LISTED RECORDS:
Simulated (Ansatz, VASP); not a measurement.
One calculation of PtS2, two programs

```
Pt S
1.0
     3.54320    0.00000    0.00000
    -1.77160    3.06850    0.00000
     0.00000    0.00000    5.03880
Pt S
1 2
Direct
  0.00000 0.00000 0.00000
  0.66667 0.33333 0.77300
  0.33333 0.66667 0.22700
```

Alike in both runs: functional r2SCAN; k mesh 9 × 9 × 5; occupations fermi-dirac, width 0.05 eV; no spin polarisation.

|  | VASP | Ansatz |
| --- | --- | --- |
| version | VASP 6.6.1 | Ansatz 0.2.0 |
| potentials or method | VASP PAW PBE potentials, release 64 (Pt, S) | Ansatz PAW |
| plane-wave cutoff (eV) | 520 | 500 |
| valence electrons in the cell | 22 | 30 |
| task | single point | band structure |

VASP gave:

WORK TASK:
Restating all of the data exactly is the whole task.

EXERCISE ANSWER:
Simulated (Ansatz, VASP); not a measurement.
One calculation of PtS2, two programs

```
Pt S
1.0
     3.54320    0.00000    0.00000
    -1.77160    3.06850    0.00000
     0.00000    0.00000    5.03880
Pt S
1 2
Direct
  0.00000 0.00000 0.00000
  0.66667 0.33333 0.77300
  0.33333 0.66667 0.22700
```

Alike in both runs: functional r2SCAN; k mesh 9 × 9 × 5; occupations fermi-dirac, width 0.05 eV; no spin polarisation.

|  | VASP | Ansatz |
| --- | --- | --- |
| version | VASP 6.6.1 | Ansatz 0.2.0 |
| potentials or method | VASP PAW PBE potentials, release 64 (Pt, S) | Ansatz PAW |
| plane-wave cutoff (eV) | 520 | 500 |
| valence electrons in the cell | 22 | 30 |
| task | single point | band structure |

VASP gave:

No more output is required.